▸ **Action item**: Output exactly, with nothing added, the entries from the first line through the line with "Question: Where does the relaxation end?".

▸ **Dataset**:
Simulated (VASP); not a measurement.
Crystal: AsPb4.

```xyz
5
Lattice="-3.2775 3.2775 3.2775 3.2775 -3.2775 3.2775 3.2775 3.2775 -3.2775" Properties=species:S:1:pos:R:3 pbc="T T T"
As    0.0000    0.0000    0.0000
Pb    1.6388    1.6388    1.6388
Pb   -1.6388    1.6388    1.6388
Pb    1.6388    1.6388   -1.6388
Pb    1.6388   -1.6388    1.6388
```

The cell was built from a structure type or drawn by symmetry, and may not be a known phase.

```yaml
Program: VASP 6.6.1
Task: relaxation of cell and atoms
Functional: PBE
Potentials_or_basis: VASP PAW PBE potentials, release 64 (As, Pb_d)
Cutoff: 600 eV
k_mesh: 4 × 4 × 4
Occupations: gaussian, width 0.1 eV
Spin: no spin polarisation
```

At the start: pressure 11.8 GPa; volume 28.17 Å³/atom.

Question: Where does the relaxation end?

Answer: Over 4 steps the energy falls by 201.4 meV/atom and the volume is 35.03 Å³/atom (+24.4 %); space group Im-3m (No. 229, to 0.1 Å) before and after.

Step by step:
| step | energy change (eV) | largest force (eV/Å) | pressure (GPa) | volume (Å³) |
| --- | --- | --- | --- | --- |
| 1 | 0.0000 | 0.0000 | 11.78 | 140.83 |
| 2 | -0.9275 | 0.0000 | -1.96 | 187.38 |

▸ **Answer area**:
Simulated (VASP); not a measurement.
Crystal: AsPb4.

```xyz
5
Lattice="-3.2775 3.2775 3.2775 3.2775 -3.2775 3.2775 3.2775 3.2775 -3.2775" Properties=species:S:1:pos:R:3 pbc="T T T"
As    0.0000    0.0000    0.0000
Pb    1.6388    1.6388    1.6388
Pb   -1.6388    1.6388    1.6388
Pb    1.6388    1.6388   -1.6388
Pb    1.6388   -1.6388    1.6388
```

The cell was built from a structure type or drawn by symmetry, and may not be a known phase.

```yaml
Program: VASP 6.6.1
Task: relaxation of cell and atoms
Functional: PBE
Potentials_or_basis: VASP PAW PBE potentials, release 64 (As, Pb_d)
Cutoff: 600 eV
k_mesh: 4 × 4 × 4
Occupations: gaussian, width 0.1 eV
Spin: no spin polarisation
```

At the start: pressure 11.8 GPa; volume 28.17 Å³/atom.

Question: Where does the relaxation end?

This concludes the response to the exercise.